- **WORK ITEM**: Using the material below, return exactly the lines between the one holding "(GPa) | -2.4 |" and the one holding "Problem. Which values does VASP return?", inclusive, and no others.

- **SUPPLIED MATERIAL**:
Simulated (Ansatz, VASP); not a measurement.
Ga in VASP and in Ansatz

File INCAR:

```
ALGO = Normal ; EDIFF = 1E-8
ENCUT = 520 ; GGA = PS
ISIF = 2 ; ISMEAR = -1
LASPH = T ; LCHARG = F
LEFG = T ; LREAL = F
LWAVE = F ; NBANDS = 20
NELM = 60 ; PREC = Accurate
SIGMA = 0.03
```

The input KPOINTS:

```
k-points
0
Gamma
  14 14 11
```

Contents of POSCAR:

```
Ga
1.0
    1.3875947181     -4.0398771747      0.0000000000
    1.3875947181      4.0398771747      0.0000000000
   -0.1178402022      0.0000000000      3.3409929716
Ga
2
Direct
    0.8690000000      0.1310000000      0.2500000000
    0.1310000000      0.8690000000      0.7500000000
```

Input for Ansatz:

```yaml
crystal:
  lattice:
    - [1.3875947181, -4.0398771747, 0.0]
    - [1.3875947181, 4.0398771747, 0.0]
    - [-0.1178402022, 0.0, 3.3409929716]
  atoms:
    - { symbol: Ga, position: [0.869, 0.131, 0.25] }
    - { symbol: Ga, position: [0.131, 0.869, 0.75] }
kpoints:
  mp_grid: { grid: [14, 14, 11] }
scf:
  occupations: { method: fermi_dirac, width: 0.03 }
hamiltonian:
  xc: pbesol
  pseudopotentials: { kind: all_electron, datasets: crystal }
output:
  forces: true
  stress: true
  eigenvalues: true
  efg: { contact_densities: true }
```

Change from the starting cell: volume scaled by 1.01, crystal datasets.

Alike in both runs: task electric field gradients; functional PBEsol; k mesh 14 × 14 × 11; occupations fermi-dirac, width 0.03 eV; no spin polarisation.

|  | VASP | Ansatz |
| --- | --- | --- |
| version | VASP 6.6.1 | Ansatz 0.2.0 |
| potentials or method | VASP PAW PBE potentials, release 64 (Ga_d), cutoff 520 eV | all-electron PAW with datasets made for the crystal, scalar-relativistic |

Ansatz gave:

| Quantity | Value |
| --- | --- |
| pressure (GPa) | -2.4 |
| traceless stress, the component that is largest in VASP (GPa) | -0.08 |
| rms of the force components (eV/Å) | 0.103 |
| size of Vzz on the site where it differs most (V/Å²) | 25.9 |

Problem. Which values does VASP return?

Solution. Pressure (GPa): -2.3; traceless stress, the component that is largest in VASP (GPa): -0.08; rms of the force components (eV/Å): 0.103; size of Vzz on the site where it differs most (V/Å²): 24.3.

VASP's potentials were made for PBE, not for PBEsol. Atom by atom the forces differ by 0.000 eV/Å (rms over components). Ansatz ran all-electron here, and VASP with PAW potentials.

- **EXPECTED ANSWER**:
| pressure (GPa) | -2.4 |
| traceless stress, the component that is largest in VASP (GPa) | -0.08 |
| rms of the force components (eV/Å) | 0.103 |
| size of Vzz on the site where it differs most (V/Å²) | 25.9 |

Problem. Which values does VASP return?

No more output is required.